* [EXERCISE]:
Extract, without alteration, each line from the start of the listing to the line bearing "# AlN: how the axes shrink under pressure".

* [INFORMATION]:
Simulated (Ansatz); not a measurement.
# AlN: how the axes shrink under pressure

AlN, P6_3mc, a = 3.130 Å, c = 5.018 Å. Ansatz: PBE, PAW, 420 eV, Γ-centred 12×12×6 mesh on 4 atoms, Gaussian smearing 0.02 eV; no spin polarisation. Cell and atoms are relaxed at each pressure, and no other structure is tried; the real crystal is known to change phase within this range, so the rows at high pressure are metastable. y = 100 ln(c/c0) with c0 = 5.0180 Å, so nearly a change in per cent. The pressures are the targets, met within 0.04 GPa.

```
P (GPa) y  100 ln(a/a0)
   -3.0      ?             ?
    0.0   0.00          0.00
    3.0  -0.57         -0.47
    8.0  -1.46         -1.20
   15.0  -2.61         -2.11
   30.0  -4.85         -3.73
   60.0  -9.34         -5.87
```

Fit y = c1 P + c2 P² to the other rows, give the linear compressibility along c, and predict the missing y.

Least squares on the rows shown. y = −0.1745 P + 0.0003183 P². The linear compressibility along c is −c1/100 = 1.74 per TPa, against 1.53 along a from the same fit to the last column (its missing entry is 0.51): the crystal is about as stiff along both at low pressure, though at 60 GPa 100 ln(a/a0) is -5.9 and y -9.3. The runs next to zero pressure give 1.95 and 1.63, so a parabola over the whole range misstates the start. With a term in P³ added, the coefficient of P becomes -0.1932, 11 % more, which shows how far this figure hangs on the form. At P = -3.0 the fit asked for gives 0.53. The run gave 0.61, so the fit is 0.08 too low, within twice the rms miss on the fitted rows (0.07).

* [WRITTEN ANSWER]:
Simulated (Ansatz); not a measurement.
# AlN: how the axes shrink under pressure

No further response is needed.